Data below:
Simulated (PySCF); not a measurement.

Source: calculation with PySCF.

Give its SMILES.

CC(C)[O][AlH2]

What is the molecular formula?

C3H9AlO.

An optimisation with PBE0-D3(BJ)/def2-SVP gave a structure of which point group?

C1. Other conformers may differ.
End of Data.

# Requirement
Transcribe the data word for word.

# Your solution
Simulated (PySCF); not a measurement.

Source: calculation with PySCF.

Give its SMILES.

CC(C)[O][AlH2]

What is the molecular formula?

C3H9AlO.

An optimisation with PBE0-D3(BJ)/def2-SVP gave a structure of which point group?

C1. Other conformers may differ.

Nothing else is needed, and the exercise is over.